> _Stored data_
::::
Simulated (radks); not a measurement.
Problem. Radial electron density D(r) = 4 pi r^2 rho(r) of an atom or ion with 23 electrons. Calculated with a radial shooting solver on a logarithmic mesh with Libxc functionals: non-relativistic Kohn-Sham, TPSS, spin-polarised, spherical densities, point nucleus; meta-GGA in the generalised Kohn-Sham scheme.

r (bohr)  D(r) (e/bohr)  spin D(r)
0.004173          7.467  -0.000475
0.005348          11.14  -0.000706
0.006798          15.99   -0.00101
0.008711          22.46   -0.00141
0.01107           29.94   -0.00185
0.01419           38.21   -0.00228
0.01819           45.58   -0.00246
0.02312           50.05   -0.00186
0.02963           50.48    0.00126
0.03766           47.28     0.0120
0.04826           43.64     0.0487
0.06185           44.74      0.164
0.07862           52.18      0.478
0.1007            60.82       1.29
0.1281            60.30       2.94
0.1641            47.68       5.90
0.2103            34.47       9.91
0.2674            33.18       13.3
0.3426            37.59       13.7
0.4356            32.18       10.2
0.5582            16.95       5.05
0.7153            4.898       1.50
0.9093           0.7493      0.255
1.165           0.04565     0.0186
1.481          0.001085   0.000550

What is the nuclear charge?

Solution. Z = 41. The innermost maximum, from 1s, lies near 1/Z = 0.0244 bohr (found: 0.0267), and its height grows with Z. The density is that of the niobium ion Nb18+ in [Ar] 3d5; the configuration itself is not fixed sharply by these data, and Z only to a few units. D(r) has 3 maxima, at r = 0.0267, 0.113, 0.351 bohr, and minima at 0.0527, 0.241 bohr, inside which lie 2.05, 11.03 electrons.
::::

> _Work instruction_
Set down, exactly as they appear above, all lines from the one that has "Problem. Radial electron" down to the one that has "What is the nuclear charge?", including those two and no others.

> _Exercise result_
Problem. Radial electron density D(r) = 4 pi r^2 rho(r) of an atom or ion with 23 electrons. Calculated with a radial shooting solver on a logarithmic mesh with Libxc functionals: non-relativistic Kohn-Sham, TPSS, spin-polarised, spherical densities, point nucleus; meta-GGA in the generalised Kohn-Sham scheme.

r (bohr)  D(r) (e/bohr)  spin D(r)
0.004173          7.467  -0.000475
0.005348          11.14  -0.000706
0.006798          15.99   -0.00101
0.008711          22.46   -0.00141
0.01107           29.94   -0.00185
0.01419           38.21   -0.00228
0.01819           45.58   -0.00246
0.02312           50.05   -0.00186
0.02963           50.48    0.00126
0.03766           47.28     0.0120
0.04826           43.64     0.0487
0.06185           44.74      0.164
0.07862           52.18      0.478
0.1007            60.82       1.29
0.1281            60.30       2.94
0.1641            47.68       5.90
0.2103            34.47       9.91
0.2674            33.18       13.3
0.3426            37.59       13.7
0.4356            32.18       10.2
0.5582            16.95       5.05
0.7153            4.898       1.50
0.9093           0.7493      0.255
1.165           0.04565     0.0186
1.481          0.001085   0.000550

What is the nuclear charge?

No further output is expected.